• _Data shown_
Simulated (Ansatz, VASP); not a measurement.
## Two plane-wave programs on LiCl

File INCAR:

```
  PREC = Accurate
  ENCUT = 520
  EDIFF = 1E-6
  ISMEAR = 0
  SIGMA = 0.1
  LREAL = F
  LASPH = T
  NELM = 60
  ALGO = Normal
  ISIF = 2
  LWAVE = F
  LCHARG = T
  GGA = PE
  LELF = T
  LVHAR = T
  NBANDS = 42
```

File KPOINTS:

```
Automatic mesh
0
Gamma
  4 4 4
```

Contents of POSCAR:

• _Work order_
Return the entries above in full and exactly as written.

• _Exercise answer_
Simulated (Ansatz, VASP); not a measurement.
## Two plane-wave programs on LiCl

File INCAR:

```
  PREC = Accurate
  ENCUT = 520
  EDIFF = 1E-6
  ISMEAR = 0
  SIGMA = 0.1
  LREAL = F
  LASPH = T
  NELM = 60
  ALGO = Normal
  ISIF = 2
  LWAVE = F
  LCHARG = T
  GGA = PE
  LELF = T
  LVHAR = T
  NBANDS = 42
```

File KPOINTS:

```
Automatic mesh
0
Gamma
  4 4 4
```

Contents of POSCAR:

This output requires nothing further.